DATA FOR REVIEW
══════════════════════════════
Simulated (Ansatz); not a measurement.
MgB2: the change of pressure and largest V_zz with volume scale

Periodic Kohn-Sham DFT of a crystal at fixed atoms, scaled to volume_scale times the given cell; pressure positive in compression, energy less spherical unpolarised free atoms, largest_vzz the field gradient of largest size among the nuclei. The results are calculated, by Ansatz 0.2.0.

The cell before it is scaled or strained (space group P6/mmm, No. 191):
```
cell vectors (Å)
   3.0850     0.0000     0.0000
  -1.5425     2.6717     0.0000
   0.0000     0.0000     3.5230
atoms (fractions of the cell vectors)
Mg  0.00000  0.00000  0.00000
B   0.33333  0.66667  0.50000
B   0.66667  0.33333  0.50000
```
══════════════════════════════

TASK ITEM
Every line above is to be transcribed exactly, with nothing missed.

EXERCISE ANSWER
Simulated (Ansatz); not a measurement.
MgB2: the change of pressure and largest V_zz with volume scale

Periodic Kohn-Sham DFT of a crystal at fixed atoms, scaled to volume_scale times the given cell; pressure positive in compression, energy less spherical unpolarised free atoms, largest_vzz the field gradient of largest size among the nuclei. The results are calculated, by Ansatz 0.2.0.

The cell before it is scaled or strained (space group P6/mmm, No. 191):
```
cell vectors (Å)
   3.0850     0.0000     0.0000
  -1.5425     2.6717     0.0000
   0.0000     0.0000     3.5230
atoms (fractions of the cell vectors)
Mg  0.00000  0.00000  0.00000
B   0.33333  0.66667  0.50000
B   0.66667  0.33333  0.50000
```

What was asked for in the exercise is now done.